*GIVEN ENTRIES*.
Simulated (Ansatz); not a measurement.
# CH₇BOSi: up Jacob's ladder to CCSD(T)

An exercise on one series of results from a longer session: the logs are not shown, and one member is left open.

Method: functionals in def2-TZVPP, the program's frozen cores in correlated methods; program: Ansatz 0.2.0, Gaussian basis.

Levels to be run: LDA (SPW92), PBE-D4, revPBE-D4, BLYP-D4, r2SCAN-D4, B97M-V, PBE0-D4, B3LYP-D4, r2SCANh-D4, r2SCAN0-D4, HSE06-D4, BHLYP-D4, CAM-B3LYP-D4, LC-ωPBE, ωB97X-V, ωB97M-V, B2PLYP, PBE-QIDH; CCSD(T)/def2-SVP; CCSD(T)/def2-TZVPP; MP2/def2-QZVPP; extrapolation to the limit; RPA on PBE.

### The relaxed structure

*ACTIVITY*. Take the lines from the start of the records through the line holding "Levels to be", both included, and please print them exactly, with nothing else.

*ANSWER SECTION*.
Simulated (Ansatz); not a measurement.
# CH₇BOSi: up Jacob's ladder to CCSD(T)

An exercise on one series of results from a longer session: the logs are not shown, and one member is left open.

Method: functionals in def2-TZVPP, the program's frozen cores in correlated methods; program: Ansatz 0.2.0, Gaussian basis.

Levels to be run: LDA (SPW92), PBE-D4, revPBE-D4, BLYP-D4, r2SCAN-D4, B97M-V, PBE0-D4, B3LYP-D4, r2SCANh-D4, r2SCAN0-D4, HSE06-D4, BHLYP-D4, CAM-B3LYP-D4, LC-ωPBE, ωB97X-V, ωB97M-V, B2PLYP, PBE-QIDH; CCSD(T)/def2-SVP; CCSD(T)/def2-TZVPP; MP2/def2-QZVPP; extrapolation to the limit; RPA on PBE.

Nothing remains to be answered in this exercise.